#### WORK TASK:
Copy out every entry, keeping each character the same.

#### INPUT DATA:
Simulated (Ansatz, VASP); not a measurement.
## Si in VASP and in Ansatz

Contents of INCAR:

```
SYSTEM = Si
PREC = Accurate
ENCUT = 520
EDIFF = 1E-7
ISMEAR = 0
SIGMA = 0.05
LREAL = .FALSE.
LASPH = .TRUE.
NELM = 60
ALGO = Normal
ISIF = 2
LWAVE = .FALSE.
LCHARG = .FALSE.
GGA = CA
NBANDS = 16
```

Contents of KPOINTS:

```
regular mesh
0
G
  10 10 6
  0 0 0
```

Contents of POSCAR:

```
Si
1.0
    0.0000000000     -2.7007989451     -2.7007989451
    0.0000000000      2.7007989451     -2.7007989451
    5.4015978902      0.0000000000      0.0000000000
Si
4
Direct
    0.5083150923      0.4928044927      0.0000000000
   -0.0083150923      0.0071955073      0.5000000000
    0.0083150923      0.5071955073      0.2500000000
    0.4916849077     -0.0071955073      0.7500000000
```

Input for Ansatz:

#### EXERCISE SOLUTION:
Simulated (Ansatz, VASP); not a measurement.
## Si in VASP and in Ansatz

Contents of INCAR:

```
SYSTEM = Si
PREC = Accurate
ENCUT = 520
EDIFF = 1E-7
ISMEAR = 0
SIGMA = 0.05
LREAL = .FALSE.
LASPH = .TRUE.
NELM = 60
ALGO = Normal
ISIF = 2
LWAVE = .FALSE.
LCHARG = .FALSE.
GGA = CA
NBANDS = 16
```

Contents of KPOINTS:

```
regular mesh
0
G
  10 10 6
  0 0 0
```

Contents of POSCAR:

```
Si
1.0
    0.0000000000     -2.7007989451     -2.7007989451
    0.0000000000      2.7007989451     -2.7007989451
    5.4015978902      0.0000000000      0.0000000000
Si
4
Direct
    0.5083150923      0.4928044927      0.0000000000
   -0.0083150923      0.0071955073      0.5000000000
    0.0083150923      0.5071955073      0.2500000000
    0.4916849077     -0.0071955073      0.7500000000
```

Input for Ansatz:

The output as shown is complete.